Start of Exercise data

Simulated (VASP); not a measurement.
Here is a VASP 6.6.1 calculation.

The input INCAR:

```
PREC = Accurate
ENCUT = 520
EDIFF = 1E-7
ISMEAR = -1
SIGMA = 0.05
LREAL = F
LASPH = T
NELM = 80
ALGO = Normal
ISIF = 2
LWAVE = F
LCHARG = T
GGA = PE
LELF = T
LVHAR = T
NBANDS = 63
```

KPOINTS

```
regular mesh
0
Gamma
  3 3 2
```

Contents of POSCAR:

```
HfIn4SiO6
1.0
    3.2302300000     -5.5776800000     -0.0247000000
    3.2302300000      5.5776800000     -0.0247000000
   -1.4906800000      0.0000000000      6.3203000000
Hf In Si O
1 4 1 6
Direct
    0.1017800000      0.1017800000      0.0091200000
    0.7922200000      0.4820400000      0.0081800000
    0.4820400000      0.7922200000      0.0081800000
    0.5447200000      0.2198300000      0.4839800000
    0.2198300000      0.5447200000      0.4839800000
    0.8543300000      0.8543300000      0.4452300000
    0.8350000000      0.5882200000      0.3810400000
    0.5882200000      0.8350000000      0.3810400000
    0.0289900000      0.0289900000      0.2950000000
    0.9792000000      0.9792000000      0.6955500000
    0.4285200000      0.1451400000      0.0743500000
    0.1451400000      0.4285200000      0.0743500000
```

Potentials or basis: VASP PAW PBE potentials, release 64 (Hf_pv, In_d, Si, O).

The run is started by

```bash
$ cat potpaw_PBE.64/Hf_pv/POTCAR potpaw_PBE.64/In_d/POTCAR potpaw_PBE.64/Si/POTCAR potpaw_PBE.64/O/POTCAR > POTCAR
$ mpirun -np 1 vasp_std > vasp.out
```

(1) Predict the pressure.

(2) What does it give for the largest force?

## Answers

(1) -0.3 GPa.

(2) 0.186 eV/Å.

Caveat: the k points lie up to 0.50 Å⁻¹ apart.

End of Exercise data

▸ Assigned task
From the first line of the material above down to the line with "(2) 0.186 eV/Å.", output each line exactly; include both of those lines and add no others.

▸ Worked solution
Simulated (VASP); not a measurement.
Here is a VASP 6.6.1 calculation.

The input INCAR:

```
PREC = Accurate
ENCUT = 520
EDIFF = 1E-7
ISMEAR = -1
SIGMA = 0.05
LREAL = F
LASPH = T
NELM = 80
ALGO = Normal
ISIF = 2
LWAVE = F
LCHARG = T
GGA = PE
LELF = T
LVHAR = T
NBANDS = 63
```

KPOINTS

```
regular mesh
0
Gamma
  3 3 2
```

Contents of POSCAR:

```
HfIn4SiO6
1.0
    3.2302300000     -5.5776800000     -0.0247000000
    3.2302300000      5.5776800000     -0.0247000000
   -1.4906800000      0.0000000000      6.3203000000
Hf In Si O
1 4 1 6
Direct
    0.1017800000      0.1017800000      0.0091200000
    0.7922200000      0.4820400000      0.0081800000
    0.4820400000      0.7922200000      0.0081800000
    0.5447200000      0.2198300000      0.4839800000
    0.2198300000      0.5447200000      0.4839800000
    0.8543300000      0.8543300000      0.4452300000
    0.8350000000      0.5882200000      0.3810400000
    0.5882200000      0.8350000000      0.3810400000
    0.0289900000      0.0289900000      0.2950000000
    0.9792000000      0.9792000000      0.6955500000
    0.4285200000      0.1451400000      0.0743500000
    0.1451400000      0.4285200000      0.0743500000
```

Potentials or basis: VASP PAW PBE potentials, release 64 (Hf_pv, In_d, Si, O).

The run is started by

```bash
$ cat potpaw_PBE.64/Hf_pv/POTCAR potpaw_PBE.64/In_d/POTCAR potpaw_PBE.64/Si/POTCAR potpaw_PBE.64/O/POTCAR > POTCAR
$ mpirun -np 1 vasp_std > vasp.out
```

(1) Predict the pressure.

(2) What does it give for the largest force?

## Answers

(1) -0.3 GPa.

(2) 0.186 eV/Å.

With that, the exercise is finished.